-*-*-

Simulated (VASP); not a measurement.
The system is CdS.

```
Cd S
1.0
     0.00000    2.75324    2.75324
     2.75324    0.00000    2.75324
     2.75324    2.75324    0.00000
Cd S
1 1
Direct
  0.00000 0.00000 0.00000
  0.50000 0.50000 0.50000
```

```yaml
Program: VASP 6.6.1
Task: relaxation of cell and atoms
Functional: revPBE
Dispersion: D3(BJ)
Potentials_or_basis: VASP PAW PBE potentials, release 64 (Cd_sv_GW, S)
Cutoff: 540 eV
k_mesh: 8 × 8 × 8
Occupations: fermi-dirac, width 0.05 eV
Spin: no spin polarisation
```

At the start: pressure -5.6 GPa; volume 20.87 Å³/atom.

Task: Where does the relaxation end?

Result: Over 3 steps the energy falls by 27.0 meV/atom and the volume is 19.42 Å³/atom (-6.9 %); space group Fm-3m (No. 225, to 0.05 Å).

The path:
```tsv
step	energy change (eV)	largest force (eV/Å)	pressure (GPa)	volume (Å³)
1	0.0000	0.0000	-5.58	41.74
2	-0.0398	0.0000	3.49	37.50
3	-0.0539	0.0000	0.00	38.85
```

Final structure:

-*-*-

EXERCISE> Print each record again. Nothing may be left out.

RESPONSE>
Simulated (VASP); not a measurement.
The system is CdS.

```
Cd S
1.0
     0.00000    2.75324    2.75324
     2.75324    0.00000    2.75324
     2.75324    2.75324    0.00000
Cd S
1 1
Direct
  0.00000 0.00000 0.00000
  0.50000 0.50000 0.50000
```

```yaml
Program: VASP 6.6.1
Task: relaxation of cell and atoms
Functional: revPBE
Dispersion: D3(BJ)
Potentials_or_basis: VASP PAW PBE potentials, release 64 (Cd_sv_GW, S)
Cutoff: 540 eV
k_mesh: 8 × 8 × 8
Occupations: fermi-dirac, width 0.05 eV
Spin: no spin polarisation
```

At the start: pressure -5.6 GPa; volume 20.87 Å³/atom.

Task: Where does the relaxation end?

Result: Over 3 steps the energy falls by 27.0 meV/atom and the volume is 19.42 Å³/atom (-6.9 %); space group Fm-3m (No. 225, to 0.05 Å).

The path:
```tsv
step	energy change (eV)	largest force (eV/Å)	pressure (GPa)	volume (Å³)
1	0.0000	0.0000	-5.58	41.74
2	-0.0398	0.0000	3.49	37.50
3	-0.0539	0.0000	0.00	38.85
```

Final structure:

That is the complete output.